ACTION ITEM.
In the listing below, find the line holding "Run report: CaO, single-point" and the line holding "Continued. System: CaO". Write out those two lines and all lines between, exactly, and nothing more.

RECORDS SUPPLIED.
== == ==

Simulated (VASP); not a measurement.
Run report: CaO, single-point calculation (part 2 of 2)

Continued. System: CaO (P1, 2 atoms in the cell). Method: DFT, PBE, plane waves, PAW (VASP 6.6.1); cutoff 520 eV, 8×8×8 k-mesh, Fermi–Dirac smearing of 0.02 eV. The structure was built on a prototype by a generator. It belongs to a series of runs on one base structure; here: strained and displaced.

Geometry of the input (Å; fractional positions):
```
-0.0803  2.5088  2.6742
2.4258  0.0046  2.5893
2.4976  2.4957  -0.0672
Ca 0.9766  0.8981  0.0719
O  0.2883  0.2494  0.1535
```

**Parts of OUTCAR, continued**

== == ==

EXERCISE ANSWER.
Run report: CaO, single-point calculation (part 2 of 2)

Continued. System: CaO (P1, 2 atoms in the cell). Method: DFT, PBE, plane waves, PAW (VASP 6.6.1); cutoff 520 eV, 8×8×8 k-mesh, Fermi–Dirac smearing of 0.02 eV. The structure was built on a prototype by a generator. It belongs to a series of runs on one base structure; here: strained and displaced.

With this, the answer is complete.